**Supplied data**
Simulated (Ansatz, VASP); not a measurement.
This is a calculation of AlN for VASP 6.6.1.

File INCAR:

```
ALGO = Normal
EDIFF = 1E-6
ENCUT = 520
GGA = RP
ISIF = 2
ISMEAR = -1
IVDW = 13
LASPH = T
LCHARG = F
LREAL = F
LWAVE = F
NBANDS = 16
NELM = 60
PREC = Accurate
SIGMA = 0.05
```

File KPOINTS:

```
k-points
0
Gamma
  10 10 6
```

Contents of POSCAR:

**Assignment**
Each entry shown above should be transcribed exactly as written.

**Response area**
Simulated (Ansatz, VASP); not a measurement.
This is a calculation of AlN for VASP 6.6.1.

File INCAR:

```
ALGO = Normal
EDIFF = 1E-6
ENCUT = 520
GGA = RP
ISIF = 2
ISMEAR = -1
IVDW = 13
LASPH = T
LCHARG = F
LREAL = F
LWAVE = F
NBANDS = 16
NELM = 60
PREC = Accurate
SIGMA = 0.05
```

File KPOINTS:

```
k-points
0
Gamma
  10 10 6
```

Contents of POSCAR:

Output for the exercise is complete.